Content starts
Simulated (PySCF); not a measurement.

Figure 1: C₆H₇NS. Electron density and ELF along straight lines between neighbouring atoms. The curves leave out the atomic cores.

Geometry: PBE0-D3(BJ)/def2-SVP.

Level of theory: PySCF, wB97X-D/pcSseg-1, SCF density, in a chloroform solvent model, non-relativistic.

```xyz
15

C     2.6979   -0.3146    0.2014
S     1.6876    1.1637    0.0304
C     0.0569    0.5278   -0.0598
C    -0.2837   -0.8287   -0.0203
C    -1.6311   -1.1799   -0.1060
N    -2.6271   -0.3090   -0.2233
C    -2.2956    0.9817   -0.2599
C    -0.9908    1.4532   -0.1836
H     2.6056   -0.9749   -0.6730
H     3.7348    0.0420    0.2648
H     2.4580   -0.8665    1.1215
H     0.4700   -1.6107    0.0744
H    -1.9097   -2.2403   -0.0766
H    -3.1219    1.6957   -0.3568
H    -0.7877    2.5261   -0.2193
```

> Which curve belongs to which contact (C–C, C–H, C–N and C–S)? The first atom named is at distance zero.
Content ends

Work instruction -
Please transcribe the full listing exactly, down to the last line.

Reply -
Simulated (PySCF); not a measurement.

Figure 1: C₆H₇NS. Electron density and ELF along straight lines between neighbouring atoms. The curves leave out the atomic cores.

Geometry: PBE0-D3(BJ)/def2-SVP.

Level of theory: PySCF, wB97X-D/pcSseg-1, SCF density, in a chloroform solvent model, non-relativistic.

```xyz
15

C     2.6979   -0.3146    0.2014
S     1.6876    1.1637    0.0304
C     0.0569    0.5278   -0.0598
C    -0.2837   -0.8287   -0.0203
C    -1.6311   -1.1799   -0.1060
N    -2.6271   -0.3090   -0.2233
C    -2.2956    0.9817   -0.2599
C    -0.9908    1.4532   -0.1836
H     2.6056   -0.9749   -0.6730
H     3.7348    0.0420    0.2648
H     2.4580   -0.8665    1.1215
H     0.4700   -1.6107    0.0744
H    -1.9097   -2.2403   -0.0766
H    -3.1219    1.6957   -0.3568
H    -0.7877    2.5261   -0.2193
```

> Which curve belongs to which contact (C–C, C–H, C–N and C–S)? The first atom named is at distance zero.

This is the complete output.